*Listed entries*:
******

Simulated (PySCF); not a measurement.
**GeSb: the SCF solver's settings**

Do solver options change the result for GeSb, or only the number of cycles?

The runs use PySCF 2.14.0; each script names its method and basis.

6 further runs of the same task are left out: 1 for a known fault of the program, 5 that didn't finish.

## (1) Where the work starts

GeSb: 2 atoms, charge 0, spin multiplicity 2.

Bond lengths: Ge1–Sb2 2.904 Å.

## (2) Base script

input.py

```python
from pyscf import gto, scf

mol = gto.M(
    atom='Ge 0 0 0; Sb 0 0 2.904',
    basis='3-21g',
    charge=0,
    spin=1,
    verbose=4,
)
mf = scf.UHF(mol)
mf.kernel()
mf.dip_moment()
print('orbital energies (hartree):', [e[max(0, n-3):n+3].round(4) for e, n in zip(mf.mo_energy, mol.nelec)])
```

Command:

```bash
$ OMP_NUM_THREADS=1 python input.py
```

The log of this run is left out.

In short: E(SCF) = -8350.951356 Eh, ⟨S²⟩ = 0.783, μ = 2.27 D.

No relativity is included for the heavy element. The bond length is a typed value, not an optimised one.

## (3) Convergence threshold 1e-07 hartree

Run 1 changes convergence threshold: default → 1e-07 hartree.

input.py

******

*Work request*:
The line above containing "In short: E(SCF)", the line containing "Run 1 changes", and every line between them are to be transcribed exactly; no other line is wanted.

*Task result*:
In short: E(SCF) = -8350.951356 Eh, ⟨S²⟩ = 0.783, μ = 2.27 D.

No relativity is included for the heavy element. The bond length is a typed value, not an optimised one.

## (3) Convergence threshold 1e-07 hartree

Run 1 changes convergence threshold: default → 1e-07 hartree.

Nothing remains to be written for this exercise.